◆ **LISTED ENTRIES**
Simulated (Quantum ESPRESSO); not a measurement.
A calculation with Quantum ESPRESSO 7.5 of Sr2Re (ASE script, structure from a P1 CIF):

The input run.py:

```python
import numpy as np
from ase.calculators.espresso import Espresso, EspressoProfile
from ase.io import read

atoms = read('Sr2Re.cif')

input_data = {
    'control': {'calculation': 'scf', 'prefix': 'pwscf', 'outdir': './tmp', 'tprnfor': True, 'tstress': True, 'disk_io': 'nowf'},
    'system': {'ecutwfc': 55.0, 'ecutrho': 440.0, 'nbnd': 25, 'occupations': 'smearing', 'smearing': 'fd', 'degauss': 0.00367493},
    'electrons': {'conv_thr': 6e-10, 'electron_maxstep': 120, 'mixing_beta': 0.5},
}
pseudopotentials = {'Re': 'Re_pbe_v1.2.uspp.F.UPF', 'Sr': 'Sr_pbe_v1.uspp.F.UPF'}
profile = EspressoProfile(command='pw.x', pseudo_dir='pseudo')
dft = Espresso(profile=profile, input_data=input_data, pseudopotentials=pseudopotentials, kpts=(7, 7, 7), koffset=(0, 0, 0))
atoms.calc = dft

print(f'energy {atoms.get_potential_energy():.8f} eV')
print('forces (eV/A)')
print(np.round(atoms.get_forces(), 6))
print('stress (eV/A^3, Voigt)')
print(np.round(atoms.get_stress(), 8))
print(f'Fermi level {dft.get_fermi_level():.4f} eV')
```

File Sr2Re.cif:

◆ **WORK INSTRUCTION**
Could you reproduce all the records exactly?

◆ **PROBLEM SOLUTION**
Simulated (Quantum ESPRESSO); not a measurement.
A calculation with Quantum ESPRESSO 7.5 of Sr2Re (ASE script, structure from a P1 CIF):

The input run.py:

```python
import numpy as np
from ase.calculators.espresso import Espresso, EspressoProfile
from ase.io import read

atoms = read('Sr2Re.cif')

input_data = {
    'control': {'calculation': 'scf', 'prefix': 'pwscf', 'outdir': './tmp', 'tprnfor': True, 'tstress': True, 'disk_io': 'nowf'},
    'system': {'ecutwfc': 55.0, 'ecutrho': 440.0, 'nbnd': 25, 'occupations': 'smearing', 'smearing': 'fd', 'degauss': 0.00367493},
    'electrons': {'conv_thr': 6e-10, 'electron_maxstep': 120, 'mixing_beta': 0.5},
}
pseudopotentials = {'Re': 'Re_pbe_v1.2.uspp.F.UPF', 'Sr': 'Sr_pbe_v1.uspp.F.UPF'}
profile = EspressoProfile(command='pw.x', pseudo_dir='pseudo')
dft = Espresso(profile=profile, input_data=input_data, pseudopotentials=pseudopotentials, kpts=(7, 7, 7), koffset=(0, 0, 0))
atoms.calc = dft

print(f'energy {atoms.get_potential_energy():.8f} eV')
print('forces (eV/A)')
print(np.round(atoms.get_forces(), 6))
print('stress (eV/A^3, Voigt)')
print(np.round(atoms.get_stress(), 8))
print(f'Fermi level {dft.get_fermi_level():.4f} eV')
```

File Sr2Re.cif:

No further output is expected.